Work task:
Please write out, exactly as given, every line of the entries below up to and including the line with "Gas phase, doublet".

★ ★ ★ ★
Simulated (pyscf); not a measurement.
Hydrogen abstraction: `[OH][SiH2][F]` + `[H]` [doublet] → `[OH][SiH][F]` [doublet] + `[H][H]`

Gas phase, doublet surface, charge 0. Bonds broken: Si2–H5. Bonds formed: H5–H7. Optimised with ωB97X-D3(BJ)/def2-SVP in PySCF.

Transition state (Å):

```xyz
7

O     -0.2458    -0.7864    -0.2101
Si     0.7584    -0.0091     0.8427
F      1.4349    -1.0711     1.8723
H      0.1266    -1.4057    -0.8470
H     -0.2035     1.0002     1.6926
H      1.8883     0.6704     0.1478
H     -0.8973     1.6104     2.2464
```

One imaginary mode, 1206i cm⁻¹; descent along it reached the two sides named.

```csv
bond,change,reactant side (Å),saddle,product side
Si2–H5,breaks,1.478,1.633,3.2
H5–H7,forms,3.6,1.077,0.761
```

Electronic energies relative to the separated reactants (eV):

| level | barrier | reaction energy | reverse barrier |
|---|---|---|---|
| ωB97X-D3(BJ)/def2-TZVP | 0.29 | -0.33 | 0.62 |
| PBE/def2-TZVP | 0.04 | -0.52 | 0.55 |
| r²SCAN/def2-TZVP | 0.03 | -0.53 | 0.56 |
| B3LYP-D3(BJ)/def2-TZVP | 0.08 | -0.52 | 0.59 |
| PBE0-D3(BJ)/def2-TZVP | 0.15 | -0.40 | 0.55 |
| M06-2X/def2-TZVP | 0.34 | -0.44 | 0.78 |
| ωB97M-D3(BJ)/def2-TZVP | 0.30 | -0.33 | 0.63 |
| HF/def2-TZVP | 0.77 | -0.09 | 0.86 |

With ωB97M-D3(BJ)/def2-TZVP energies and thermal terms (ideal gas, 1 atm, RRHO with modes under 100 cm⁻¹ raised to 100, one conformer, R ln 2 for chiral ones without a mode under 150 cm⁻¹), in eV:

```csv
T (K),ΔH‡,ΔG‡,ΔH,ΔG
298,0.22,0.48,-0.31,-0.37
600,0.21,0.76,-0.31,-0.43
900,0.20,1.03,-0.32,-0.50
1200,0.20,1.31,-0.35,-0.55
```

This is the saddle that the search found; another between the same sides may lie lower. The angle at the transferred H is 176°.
★ ★ ★ ★

Problem solution:
Simulated (pyscf); not a measurement.
Hydrogen abstraction: `[OH][SiH2][F]` + `[H]` [doublet] → `[OH][SiH][F]` [doublet] + `[H][H]`

Gas phase, doublet surface, charge 0. Bonds broken: Si2–H5. Bonds formed: H5–H7. Optimised with ωB97X-D3(BJ)/def2-SVP in PySCF.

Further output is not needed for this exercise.